Provided data:
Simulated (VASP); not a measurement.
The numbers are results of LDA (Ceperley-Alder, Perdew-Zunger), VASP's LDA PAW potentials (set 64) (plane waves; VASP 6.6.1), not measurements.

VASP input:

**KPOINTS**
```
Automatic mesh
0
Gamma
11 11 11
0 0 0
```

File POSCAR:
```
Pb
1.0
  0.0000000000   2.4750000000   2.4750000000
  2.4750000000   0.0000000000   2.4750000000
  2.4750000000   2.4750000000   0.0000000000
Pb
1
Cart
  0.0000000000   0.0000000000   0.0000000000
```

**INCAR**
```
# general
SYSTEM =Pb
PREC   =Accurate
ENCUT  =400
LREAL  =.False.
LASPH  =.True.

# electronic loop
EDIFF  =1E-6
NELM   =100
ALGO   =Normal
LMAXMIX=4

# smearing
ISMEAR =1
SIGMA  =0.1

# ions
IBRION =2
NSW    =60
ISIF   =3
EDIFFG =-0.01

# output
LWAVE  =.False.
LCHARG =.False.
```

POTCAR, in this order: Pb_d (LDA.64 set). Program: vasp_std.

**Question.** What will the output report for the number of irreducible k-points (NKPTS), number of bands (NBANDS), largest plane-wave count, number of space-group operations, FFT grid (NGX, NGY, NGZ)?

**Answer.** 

Work order: Repeat all of the records verbatim, leaving nothing out.

Task solution:
Simulated (VASP); not a measurement.
The numbers are results of LDA (Ceperley-Alder, Perdew-Zunger), VASP's LDA PAW potentials (set 64) (plane waves; VASP 6.6.1), not measurements.

VASP input:

**KPOINTS**
```
Automatic mesh
0
Gamma
11 11 11
0 0 0
```

File POSCAR:
```
Pb
1.0
  0.0000000000   2.4750000000   2.4750000000
  2.4750000000   0.0000000000   2.4750000000
  2.4750000000   2.4750000000   0.0000000000
Pb
1
Cart
  0.0000000000   0.0000000000   0.0000000000
```

**INCAR**
```
# general
SYSTEM =Pb
PREC   =Accurate
ENCUT  =400
LREAL  =.False.
LASPH  =.True.

# electronic loop
EDIFF  =1E-6
NELM   =100
ALGO   =Normal
LMAXMIX=4

# smearing
ISMEAR =1
SIGMA  =0.1

# ions
IBRION =2
NSW    =60
ISIF   =3
EDIFFG =-0.01

# output
LWAVE  =.False.
LCHARG =.False.
```

POTCAR, in this order: Pb_d (LDA.64 set). Program: vasp_std.

**Question.** What will the output report for the number of irreducible k-points (NKPTS), number of bands (NBANDS), largest plane-wave count, number of space-group operations, FFT grid (NGX, NGY, NGZ)?

**Answer.** 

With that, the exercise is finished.